_Activity_
Repeat every record exactly.

----------------------------------------
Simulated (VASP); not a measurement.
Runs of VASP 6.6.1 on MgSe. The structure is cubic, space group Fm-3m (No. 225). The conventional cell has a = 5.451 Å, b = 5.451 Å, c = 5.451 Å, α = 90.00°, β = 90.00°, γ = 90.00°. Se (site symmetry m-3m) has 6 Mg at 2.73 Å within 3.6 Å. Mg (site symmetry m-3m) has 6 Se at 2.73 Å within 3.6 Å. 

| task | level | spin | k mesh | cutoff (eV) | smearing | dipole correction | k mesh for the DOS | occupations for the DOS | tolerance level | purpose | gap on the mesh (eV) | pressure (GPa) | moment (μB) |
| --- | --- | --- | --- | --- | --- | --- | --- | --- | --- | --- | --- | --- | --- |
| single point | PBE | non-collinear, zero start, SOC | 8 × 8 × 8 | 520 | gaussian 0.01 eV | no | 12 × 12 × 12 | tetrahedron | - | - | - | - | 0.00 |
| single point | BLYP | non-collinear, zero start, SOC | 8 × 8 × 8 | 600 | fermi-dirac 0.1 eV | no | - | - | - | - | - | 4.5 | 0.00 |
----------------------------------------

_Task response_
Simulated (VASP); not a measurement.
Runs of VASP 6.6.1 on MgSe. The structure is cubic, space group Fm-3m (No. 225). The conventional cell has a = 5.451 Å, b = 5.451 Å, c = 5.451 Å, α = 90.00°, β = 90.00°, γ = 90.00°. Se (site symmetry m-3m) has 6 Mg at 2.73 Å within 3.6 Å. Mg (site symmetry m-3m) has 6 Se at 2.73 Å within 3.6 Å. 

| task | level | spin | k mesh | cutoff (eV) | smearing | dipole correction | k mesh for the DOS | occupations for the DOS | tolerance level | purpose | gap on the mesh (eV) | pressure (GPa) | moment (μB) |
| --- | --- | --- | --- | --- | --- | --- | --- | --- | --- | --- | --- | --- | --- |
| single point | PBE | non-collinear, zero start, SOC | 8 × 8 × 8 | 520 | gaussian 0.01 eV | no | 12 × 12 × 12 | tetrahedron | - | - | - | - | 0.00 |
| single point | BLYP | non-collinear, zero start, SOC | 8 × 8 × 8 | 600 | fermi-dirac 0.1 eV | no | - | - | - | - | - | 4.5 | 0.00 |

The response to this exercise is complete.